Required action — Print the listing below exactly. Leave nothing out.

Given information —
'''

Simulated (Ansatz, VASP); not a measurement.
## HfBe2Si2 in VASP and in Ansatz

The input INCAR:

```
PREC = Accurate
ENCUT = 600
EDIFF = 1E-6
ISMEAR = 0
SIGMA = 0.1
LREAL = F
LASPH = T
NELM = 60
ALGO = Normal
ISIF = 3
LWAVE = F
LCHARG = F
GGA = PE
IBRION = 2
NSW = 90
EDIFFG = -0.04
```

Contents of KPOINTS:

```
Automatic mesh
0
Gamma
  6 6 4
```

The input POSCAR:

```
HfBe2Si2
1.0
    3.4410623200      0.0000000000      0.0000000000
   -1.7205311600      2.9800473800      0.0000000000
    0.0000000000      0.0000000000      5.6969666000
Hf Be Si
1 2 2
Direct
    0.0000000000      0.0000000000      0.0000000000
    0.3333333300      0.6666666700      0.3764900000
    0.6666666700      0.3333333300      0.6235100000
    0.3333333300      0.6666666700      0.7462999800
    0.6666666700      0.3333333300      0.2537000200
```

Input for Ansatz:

'''

Answer space —
Simulated (Ansatz, VASP); not a measurement.
## HfBe2Si2 in VASP and in Ansatz

The input INCAR:

```
PREC = Accurate
ENCUT = 600
EDIFF = 1E-6
ISMEAR = 0
SIGMA = 0.1
LREAL = F
LASPH = T
NELM = 60
ALGO = Normal
ISIF = 3
LWAVE = F
LCHARG = F
GGA = PE
IBRION = 2
NSW = 90
EDIFFG = -0.04
```

Contents of KPOINTS:

```
Automatic mesh
0
Gamma
  6 6 4
```

The input POSCAR:

```
HfBe2Si2
1.0
    3.4410623200      0.0000000000      0.0000000000
   -1.7205311600      2.9800473800      0.0000000000
    0.0000000000      0.0000000000      5.6969666000
Hf Be Si
1 2 2
Direct
    0.0000000000      0.0000000000      0.0000000000
    0.3333333300      0.6666666700      0.3764900000
    0.6666666700      0.3333333300      0.6235100000
    0.3333333300      0.6666666700      0.7462999800
    0.6666666700      0.3333333300      0.2537000200
```

Input for Ansatz:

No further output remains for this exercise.